Data to examine Start Marker
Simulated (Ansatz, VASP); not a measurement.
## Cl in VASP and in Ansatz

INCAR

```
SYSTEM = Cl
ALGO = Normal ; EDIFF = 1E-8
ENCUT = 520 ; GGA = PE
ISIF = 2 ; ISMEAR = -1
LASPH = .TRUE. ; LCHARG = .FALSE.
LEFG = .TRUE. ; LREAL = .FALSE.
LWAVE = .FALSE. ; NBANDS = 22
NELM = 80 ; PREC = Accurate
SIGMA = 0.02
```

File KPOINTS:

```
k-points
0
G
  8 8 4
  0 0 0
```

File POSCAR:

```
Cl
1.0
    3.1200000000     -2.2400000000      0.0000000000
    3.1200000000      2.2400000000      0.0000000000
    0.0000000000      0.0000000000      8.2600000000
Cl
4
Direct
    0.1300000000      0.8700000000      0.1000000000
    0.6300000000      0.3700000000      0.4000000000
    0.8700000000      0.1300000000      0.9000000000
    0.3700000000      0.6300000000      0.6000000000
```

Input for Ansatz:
Data to examine End Marker

*Work order*: Extract the full set of entries word for word.

*Exercise answer*:
Simulated (Ansatz, VASP); not a measurement.
## Cl in VASP and in Ansatz

INCAR

```
SYSTEM = Cl
ALGO = Normal ; EDIFF = 1E-8
ENCUT = 520 ; GGA = PE
ISIF = 2 ; ISMEAR = -1
LASPH = .TRUE. ; LCHARG = .FALSE.
LEFG = .TRUE. ; LREAL = .FALSE.
LWAVE = .FALSE. ; NBANDS = 22
NELM = 80 ; PREC = Accurate
SIGMA = 0.02
```

File KPOINTS:

```
k-points
0
G
  8 8 4
  0 0 0
```

File POSCAR:

```
Cl
1.0
    3.1200000000     -2.2400000000      0.0000000000
    3.1200000000      2.2400000000      0.0000000000
    0.0000000000      0.0000000000      8.2600000000
Cl
4
Direct
    0.1300000000      0.8700000000      0.1000000000
    0.6300000000      0.3700000000      0.4000000000
    0.8700000000      0.1300000000      0.9000000000
    0.3700000000      0.6300000000      0.6000000000
```

Input for Ansatz:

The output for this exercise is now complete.